### Listed entries
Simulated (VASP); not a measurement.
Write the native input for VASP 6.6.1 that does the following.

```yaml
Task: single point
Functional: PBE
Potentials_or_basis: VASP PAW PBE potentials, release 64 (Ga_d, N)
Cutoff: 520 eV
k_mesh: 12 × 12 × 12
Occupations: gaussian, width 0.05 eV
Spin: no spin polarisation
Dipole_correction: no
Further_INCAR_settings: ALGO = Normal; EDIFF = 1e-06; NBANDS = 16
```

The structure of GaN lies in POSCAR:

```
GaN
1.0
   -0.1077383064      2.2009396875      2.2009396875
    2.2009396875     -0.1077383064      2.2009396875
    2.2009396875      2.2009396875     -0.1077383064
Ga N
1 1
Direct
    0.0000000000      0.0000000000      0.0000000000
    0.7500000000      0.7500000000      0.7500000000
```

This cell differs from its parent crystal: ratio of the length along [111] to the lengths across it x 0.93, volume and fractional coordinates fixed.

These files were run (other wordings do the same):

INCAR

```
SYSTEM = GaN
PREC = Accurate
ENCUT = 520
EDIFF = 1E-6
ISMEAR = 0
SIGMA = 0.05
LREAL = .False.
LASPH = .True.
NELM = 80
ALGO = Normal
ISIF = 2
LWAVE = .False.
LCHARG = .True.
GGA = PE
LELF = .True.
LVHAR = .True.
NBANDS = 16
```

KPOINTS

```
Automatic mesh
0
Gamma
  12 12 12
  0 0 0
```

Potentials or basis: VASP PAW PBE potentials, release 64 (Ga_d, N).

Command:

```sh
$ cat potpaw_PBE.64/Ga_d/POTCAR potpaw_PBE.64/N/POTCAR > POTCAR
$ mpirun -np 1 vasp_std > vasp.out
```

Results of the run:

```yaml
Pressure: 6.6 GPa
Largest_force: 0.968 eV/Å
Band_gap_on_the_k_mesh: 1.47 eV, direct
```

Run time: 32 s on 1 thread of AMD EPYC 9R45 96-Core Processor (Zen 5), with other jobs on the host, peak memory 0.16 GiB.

### Work instruction
Set down verbatim only the lines between the start of the data above and the line with "This cell differs", both boundaries included.

### Task result
Simulated (VASP); not a measurement.
Write the native input for VASP 6.6.1 that does the following.

```yaml
Task: single point
Functional: PBE
Potentials_or_basis: VASP PAW PBE potentials, release 64 (Ga_d, N)
Cutoff: 520 eV
k_mesh: 12 × 12 × 12
Occupations: gaussian, width 0.05 eV
Spin: no spin polarisation
Dipole_correction: no
Further_INCAR_settings: ALGO = Normal; EDIFF = 1e-06; NBANDS = 16
```

The structure of GaN lies in POSCAR:

```
GaN
1.0
   -0.1077383064      2.2009396875      2.2009396875
    2.2009396875     -0.1077383064      2.2009396875
    2.2009396875      2.2009396875     -0.1077383064
Ga N
1 1
Direct
    0.0000000000      0.0000000000      0.0000000000
    0.7500000000      0.7500000000      0.7500000000
```

This cell differs from its parent crystal: ratio of the length along [111] to the lengths across it x 0.93, volume and fractional coordinates fixed.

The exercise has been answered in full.